Start of Input data
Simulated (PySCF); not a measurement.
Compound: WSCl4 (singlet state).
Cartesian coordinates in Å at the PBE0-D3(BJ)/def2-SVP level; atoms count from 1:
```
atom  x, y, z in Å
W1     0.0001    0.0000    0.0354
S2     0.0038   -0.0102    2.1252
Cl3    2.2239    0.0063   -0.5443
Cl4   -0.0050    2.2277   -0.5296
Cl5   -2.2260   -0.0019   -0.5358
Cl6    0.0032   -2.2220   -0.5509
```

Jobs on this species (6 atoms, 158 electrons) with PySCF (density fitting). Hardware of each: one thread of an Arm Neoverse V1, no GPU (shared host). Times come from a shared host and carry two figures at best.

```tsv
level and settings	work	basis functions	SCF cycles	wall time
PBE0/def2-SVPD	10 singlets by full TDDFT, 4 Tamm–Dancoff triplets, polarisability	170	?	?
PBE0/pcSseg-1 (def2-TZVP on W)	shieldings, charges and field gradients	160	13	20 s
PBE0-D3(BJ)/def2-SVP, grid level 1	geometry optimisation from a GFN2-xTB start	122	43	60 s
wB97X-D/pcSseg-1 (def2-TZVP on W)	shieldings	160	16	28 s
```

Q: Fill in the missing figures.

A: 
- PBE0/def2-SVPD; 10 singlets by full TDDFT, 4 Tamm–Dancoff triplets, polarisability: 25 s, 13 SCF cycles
End of Input data

Assigned task:
Copy the records above, keeping every word the same.

Result:
Simulated (PySCF); not a measurement.
Compound: WSCl4 (singlet state).
Cartesian coordinates in Å at the PBE0-D3(BJ)/def2-SVP level; atoms count from 1:
```
atom  x, y, z in Å
W1     0.0001    0.0000    0.0354
S2     0.0038   -0.0102    2.1252
Cl3    2.2239    0.0063   -0.5443
Cl4   -0.0050    2.2277   -0.5296
Cl5   -2.2260   -0.0019   -0.5358
Cl6    0.0032   -2.2220   -0.5509
```

Jobs on this species (6 atoms, 158 electrons) with PySCF (density fitting). Hardware of each: one thread of an Arm Neoverse V1, no GPU (shared host). Times come from a shared host and carry two figures at best.

```tsv
level and settings	work	basis functions	SCF cycles	wall time
PBE0/def2-SVPD	10 singlets by full TDDFT, 4 Tamm–Dancoff triplets, polarisability	170	?	?
PBE0/pcSseg-1 (def2-TZVP on W)	shieldings, charges and field gradients	160	13	20 s
PBE0-D3(BJ)/def2-SVP, grid level 1	geometry optimisation from a GFN2-xTB start	122	43	60 s
wB97X-D/pcSseg-1 (def2-TZVP on W)	shieldings	160	16	28 s
```

Q: Fill in the missing figures.

A: 
- PBE0/def2-SVPD; 10 singlets by full TDDFT, 4 Tamm–Dancoff triplets, polarisability: 25 s, 13 SCF cycles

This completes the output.